● **Work order**
An exact copy of every record is required.

● **Given records**
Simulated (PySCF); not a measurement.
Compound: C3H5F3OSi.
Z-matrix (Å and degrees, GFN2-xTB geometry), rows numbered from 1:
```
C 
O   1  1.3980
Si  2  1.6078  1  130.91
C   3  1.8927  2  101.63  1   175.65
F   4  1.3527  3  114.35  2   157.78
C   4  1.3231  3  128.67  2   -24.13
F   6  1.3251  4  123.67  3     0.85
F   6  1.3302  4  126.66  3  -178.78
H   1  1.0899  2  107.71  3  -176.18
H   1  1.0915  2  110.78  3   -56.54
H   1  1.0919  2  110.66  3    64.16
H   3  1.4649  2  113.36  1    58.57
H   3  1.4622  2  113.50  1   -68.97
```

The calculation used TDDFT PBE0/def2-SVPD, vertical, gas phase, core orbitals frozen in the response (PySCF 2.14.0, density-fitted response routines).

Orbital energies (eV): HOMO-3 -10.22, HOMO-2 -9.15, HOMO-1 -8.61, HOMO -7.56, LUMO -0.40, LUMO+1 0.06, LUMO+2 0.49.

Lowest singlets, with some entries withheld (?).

● **Response**
Simulated (PySCF); not a measurement.
Compound: C3H5F3OSi.
Z-matrix (Å and degrees, GFN2-xTB geometry), rows numbered from 1:
```
C 
O   1  1.3980
Si  2  1.6078  1  130.91
C   3  1.8927  2  101.63  1   175.65
F   4  1.3527  3  114.35  2   157.78
C   4  1.3231  3  128.67  2   -24.13
F   6  1.3251  4  123.67  3     0.85
F   6  1.3302  4  126.66  3  -178.78
H   1  1.0899  2  107.71  3  -176.18
H   1  1.0915  2  110.78  3   -56.54
H   1  1.0919  2  110.66  3    64.16
H   3  1.4649  2  113.36  1    58.57
H   3  1.4622  2  113.50  1   -68.97
```

The calculation used TDDFT PBE0/def2-SVPD, vertical, gas phase, core orbitals frozen in the response (PySCF 2.14.0, density-fitted response routines).

Orbital energies (eV): HOMO-3 -10.22, HOMO-2 -9.15, HOMO-1 -8.61, HOMO -7.56, LUMO -0.40, LUMO+1 0.06, LUMO+2 0.49.

Lowest singlets, with some entries withheld (?).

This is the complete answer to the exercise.